• REQUIRED ACTION
Stop after the line containing "## (2) Ground state": print each line exactly from the first line of the listing up to that point.

★ ★ ★ ★ ★ ★ ★

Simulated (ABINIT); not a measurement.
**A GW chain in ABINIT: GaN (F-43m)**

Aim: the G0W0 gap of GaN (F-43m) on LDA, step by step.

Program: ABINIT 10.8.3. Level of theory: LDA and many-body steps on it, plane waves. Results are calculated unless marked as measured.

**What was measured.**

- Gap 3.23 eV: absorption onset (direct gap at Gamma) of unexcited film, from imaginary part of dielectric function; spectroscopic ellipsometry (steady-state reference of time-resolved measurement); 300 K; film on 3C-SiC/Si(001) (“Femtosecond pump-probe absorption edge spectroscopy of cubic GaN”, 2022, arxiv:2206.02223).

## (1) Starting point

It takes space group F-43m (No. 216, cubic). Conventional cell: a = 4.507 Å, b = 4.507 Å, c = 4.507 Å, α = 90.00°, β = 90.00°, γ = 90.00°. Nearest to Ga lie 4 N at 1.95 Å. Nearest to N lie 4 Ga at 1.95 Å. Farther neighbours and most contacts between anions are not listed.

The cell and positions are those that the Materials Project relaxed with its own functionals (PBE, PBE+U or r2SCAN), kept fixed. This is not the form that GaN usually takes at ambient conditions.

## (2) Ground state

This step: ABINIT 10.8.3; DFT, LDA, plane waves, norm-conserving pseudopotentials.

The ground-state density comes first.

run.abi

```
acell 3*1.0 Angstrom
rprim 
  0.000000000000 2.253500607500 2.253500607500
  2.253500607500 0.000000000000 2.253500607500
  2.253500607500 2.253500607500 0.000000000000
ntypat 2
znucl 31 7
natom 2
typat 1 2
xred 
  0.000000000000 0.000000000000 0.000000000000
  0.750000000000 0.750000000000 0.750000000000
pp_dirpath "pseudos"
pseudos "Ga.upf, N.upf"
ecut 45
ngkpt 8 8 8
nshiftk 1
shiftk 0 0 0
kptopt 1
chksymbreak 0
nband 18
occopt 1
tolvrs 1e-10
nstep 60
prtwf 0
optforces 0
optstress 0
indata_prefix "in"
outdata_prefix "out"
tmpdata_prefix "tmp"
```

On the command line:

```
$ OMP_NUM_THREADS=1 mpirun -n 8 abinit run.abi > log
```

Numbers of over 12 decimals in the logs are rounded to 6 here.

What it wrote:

★ ★ ★ ★ ★ ★ ★

• RESPONSE BOX
Simulated (ABINIT); not a measurement.
**A GW chain in ABINIT: GaN (F-43m)**

Aim: the G0W0 gap of GaN (F-43m) on LDA, step by step.

Program: ABINIT 10.8.3. Level of theory: LDA and many-body steps on it, plane waves. Results are calculated unless marked as measured.

**What was measured.**

- Gap 3.23 eV: absorption onset (direct gap at Gamma) of unexcited film, from imaginary part of dielectric function; spectroscopic ellipsometry (steady-state reference of time-resolved measurement); 300 K; film on 3C-SiC/Si(001) (“Femtosecond pump-probe absorption edge spectroscopy of cubic GaN”, 2022, arxiv:2206.02223).

## (1) Starting point

It takes space group F-43m (No. 216, cubic). Conventional cell: a = 4.507 Å, b = 4.507 Å, c = 4.507 Å, α = 90.00°, β = 90.00°, γ = 90.00°. Nearest to Ga lie 4 N at 1.95 Å. Nearest to N lie 4 Ga at 1.95 Å. Farther neighbours and most contacts between anions are not listed.

The cell and positions are those that the Materials Project relaxed with its own functionals (PBE, PBE+U or r2SCAN), kept fixed. This is not the form that GaN usually takes at ambient conditions.

## (2) Ground state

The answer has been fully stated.